> **Work instruction**:
Among the entries below, extract exactly the lines that run from the one with "Computed with PBEsol" through the one with "Gaps are read", both ends included.

> **Data for analysis**:
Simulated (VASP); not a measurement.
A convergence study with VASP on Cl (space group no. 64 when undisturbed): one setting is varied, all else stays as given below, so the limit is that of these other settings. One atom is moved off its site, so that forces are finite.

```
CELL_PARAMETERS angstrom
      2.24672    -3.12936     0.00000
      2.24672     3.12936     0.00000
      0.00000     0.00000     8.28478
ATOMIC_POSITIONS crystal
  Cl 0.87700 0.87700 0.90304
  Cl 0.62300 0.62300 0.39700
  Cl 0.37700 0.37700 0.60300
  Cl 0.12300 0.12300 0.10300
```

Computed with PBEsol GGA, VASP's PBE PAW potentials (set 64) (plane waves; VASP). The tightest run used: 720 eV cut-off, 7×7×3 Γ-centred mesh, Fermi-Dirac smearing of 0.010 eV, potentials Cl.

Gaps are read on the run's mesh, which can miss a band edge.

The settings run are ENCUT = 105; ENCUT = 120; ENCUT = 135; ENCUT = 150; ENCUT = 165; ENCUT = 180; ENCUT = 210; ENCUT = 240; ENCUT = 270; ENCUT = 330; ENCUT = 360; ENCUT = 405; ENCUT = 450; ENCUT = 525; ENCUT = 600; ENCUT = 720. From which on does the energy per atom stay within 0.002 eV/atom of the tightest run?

> **Answer section**:
Computed with PBEsol GGA, VASP's PBE PAW potentials (set 64) (plane waves; VASP). The tightest run used: 720 eV cut-off, 7×7×3 Γ-centred mesh, Fermi-Dirac smearing of 0.010 eV, potentials Cl.

Gaps are read on the run's mesh, which can miss a band edge.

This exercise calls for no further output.